→ **WORK REQUEST**:
Look below for the line holding "0.75 | -0.001 |" and the line holding "Site moments also". Repeat those two and everything between, exactly.

→ **SUPPLIED RECORDS**:
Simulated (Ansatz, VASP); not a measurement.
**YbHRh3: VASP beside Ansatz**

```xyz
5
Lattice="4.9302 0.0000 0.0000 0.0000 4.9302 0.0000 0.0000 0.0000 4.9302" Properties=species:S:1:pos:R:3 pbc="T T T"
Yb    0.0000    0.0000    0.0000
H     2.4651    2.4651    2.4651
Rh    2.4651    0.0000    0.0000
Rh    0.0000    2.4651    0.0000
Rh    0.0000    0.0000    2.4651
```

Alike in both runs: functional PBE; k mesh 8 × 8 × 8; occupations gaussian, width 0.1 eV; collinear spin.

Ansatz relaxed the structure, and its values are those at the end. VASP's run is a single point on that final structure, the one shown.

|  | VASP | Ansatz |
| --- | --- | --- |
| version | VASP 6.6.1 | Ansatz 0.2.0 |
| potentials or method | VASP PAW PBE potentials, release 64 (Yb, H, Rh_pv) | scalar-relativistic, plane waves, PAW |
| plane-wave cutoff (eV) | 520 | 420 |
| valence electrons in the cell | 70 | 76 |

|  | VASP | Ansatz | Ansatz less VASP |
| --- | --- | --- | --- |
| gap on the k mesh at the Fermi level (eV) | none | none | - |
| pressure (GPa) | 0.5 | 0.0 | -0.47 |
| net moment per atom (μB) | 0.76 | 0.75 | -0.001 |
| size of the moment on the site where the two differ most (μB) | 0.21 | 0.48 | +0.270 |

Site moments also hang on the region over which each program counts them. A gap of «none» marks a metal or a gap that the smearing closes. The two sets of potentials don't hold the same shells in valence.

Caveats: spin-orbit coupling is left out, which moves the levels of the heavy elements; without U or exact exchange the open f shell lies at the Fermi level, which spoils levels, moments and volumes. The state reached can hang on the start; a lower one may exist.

→ **REPLY**:
| net moment per atom (μB) | 0.76 | 0.75 | -0.001 |
| size of the moment on the site where the two differ most (μB) | 0.21 | 0.48 | +0.270 |

Site moments also hang on the region over which each program counts them. A gap of «none» marks a metal or a gap that the smearing closes. The two sets of potentials don't hold the same shells in valence.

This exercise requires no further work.